■ Requirement ■
Reproduce exactly the lines that run from the start of the records below to the line with "The system is", inclusive.

Top of Information provided

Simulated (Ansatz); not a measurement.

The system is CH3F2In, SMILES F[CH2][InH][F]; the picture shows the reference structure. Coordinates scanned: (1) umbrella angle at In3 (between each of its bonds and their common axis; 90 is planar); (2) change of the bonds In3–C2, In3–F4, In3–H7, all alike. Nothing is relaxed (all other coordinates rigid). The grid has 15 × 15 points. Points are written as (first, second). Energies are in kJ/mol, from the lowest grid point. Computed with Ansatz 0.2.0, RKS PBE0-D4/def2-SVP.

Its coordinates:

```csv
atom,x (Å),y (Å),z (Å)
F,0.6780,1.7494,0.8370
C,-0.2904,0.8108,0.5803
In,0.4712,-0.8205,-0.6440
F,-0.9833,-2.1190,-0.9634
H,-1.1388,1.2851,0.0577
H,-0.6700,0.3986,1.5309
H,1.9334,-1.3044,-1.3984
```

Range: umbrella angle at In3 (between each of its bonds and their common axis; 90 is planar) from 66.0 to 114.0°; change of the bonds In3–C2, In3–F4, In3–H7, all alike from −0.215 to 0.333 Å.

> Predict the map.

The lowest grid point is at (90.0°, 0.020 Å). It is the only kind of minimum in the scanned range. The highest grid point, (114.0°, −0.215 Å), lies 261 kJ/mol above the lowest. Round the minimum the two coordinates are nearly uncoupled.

Bottom of Information provided

■ Task solution ■
Simulated (Ansatz); not a measurement.

The system is CH3F2In, SMILES F[CH2][InH][F]; the picture shows the reference structure. Coordinates scanned: (1) umbrella angle at In3 (between each of its bonds and their common axis; 90 is planar); (2) change of the bonds In3–C2, In3–F4, In3–H7, all alike. Nothing is relaxed (all other coordinates rigid). The grid has 15 × 15 points. Points are written as (first, second). Energies are in kJ/mol, from the lowest grid point. Computed with Ansatz 0.2.0, RKS PBE0-D4/def2-SVP.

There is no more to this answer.